*Brief:* I need the lines below from the one with "The start comes from a force field." down to the one with "Computed with RKS PBE-D4/def2-SVP (Ansatz)." reproduced exactly, both ends included, and nothing else.

START Given data

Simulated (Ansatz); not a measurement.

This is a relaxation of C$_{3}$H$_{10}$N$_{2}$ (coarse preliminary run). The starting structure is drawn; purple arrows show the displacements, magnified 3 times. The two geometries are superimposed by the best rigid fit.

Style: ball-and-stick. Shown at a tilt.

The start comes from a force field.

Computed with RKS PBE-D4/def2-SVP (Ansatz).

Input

END Given data

*Worked solution:*
The start comes from a force field.

Computed with RKS PBE-D4/def2-SVP (Ansatz).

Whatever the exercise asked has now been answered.